§ §
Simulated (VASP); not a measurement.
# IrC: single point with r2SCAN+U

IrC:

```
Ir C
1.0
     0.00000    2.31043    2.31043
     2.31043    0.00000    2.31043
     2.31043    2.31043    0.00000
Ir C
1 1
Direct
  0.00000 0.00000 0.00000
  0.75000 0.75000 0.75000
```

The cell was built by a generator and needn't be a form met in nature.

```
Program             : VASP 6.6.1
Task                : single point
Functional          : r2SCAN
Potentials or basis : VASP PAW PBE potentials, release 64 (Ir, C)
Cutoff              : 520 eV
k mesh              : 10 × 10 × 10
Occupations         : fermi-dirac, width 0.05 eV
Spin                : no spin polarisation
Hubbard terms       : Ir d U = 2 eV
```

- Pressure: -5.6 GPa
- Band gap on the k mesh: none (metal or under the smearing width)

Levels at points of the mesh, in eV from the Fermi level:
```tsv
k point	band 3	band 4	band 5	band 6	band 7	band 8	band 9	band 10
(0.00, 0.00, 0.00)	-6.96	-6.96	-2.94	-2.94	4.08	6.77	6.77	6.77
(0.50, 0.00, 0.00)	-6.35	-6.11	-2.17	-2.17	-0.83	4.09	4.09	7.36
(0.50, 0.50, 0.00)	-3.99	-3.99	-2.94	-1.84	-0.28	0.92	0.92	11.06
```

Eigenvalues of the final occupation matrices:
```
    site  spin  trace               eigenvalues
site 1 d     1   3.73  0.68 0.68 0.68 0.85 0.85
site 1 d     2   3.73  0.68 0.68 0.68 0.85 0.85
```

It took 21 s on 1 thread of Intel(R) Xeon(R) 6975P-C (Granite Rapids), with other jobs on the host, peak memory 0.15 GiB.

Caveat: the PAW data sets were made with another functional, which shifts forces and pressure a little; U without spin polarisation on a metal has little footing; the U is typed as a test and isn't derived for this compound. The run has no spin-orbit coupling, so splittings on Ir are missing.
§ §

:: ACTIVITY ::
All lines above from the line with "The cell was" through the line with "- Band gap on", both included, are to be set down exactly, with nothing else.

:: TASK SOLUTION ::
The cell was built by a generator and needn't be a form met in nature.

```
Program             : VASP 6.6.1
Task                : single point
Functional          : r2SCAN
Potentials or basis : VASP PAW PBE potentials, release 64 (Ir, C)
Cutoff              : 520 eV
k mesh              : 10 × 10 × 10
Occupations         : fermi-dirac, width 0.05 eV
Spin                : no spin polarisation
Hubbard terms       : Ir d U = 2 eV
```

- Pressure: -5.6 GPa
- Band gap on the k mesh: none (metal or under the smearing width)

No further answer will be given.